----------------------------------------
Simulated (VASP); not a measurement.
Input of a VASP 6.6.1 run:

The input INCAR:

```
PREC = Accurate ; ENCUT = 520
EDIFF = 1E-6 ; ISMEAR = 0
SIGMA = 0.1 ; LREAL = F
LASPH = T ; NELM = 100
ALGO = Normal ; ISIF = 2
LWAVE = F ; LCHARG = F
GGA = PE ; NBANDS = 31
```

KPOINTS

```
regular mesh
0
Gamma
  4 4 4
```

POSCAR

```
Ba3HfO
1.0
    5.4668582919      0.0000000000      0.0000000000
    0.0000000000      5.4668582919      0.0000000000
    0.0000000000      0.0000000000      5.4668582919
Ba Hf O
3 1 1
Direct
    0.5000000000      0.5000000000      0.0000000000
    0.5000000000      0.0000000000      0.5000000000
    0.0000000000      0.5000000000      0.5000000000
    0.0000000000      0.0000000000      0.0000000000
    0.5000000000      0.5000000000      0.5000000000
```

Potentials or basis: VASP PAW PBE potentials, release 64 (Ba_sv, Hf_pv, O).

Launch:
----------------------------------------

▶ WORK ITEM: A verbatim reproduction of all the records above is the expected answer.

▶ EXERCISE OUTPUT:
Simulated (VASP); not a measurement.
Input of a VASP 6.6.1 run:

The input INCAR:

```
PREC = Accurate ; ENCUT = 520
EDIFF = 1E-6 ; ISMEAR = 0
SIGMA = 0.1 ; LREAL = F
LASPH = T ; NELM = 100
ALGO = Normal ; ISIF = 2
LWAVE = F ; LCHARG = F
GGA = PE ; NBANDS = 31
```

KPOINTS

```
regular mesh
0
Gamma
  4 4 4
```

POSCAR

```
Ba3HfO
1.0
    5.4668582919      0.0000000000      0.0000000000
    0.0000000000      5.4668582919      0.0000000000
    0.0000000000      0.0000000000      5.4668582919
Ba Hf O
3 1 1
Direct
    0.5000000000      0.5000000000      0.0000000000
    0.5000000000      0.0000000000      0.5000000000
    0.0000000000      0.5000000000      0.5000000000
    0.0000000000      0.0000000000      0.0000000000
    0.5000000000      0.5000000000      0.5000000000
```

Potentials or basis: VASP PAW PBE potentials, release 64 (Ba_sv, Hf_pv, O).

Launch:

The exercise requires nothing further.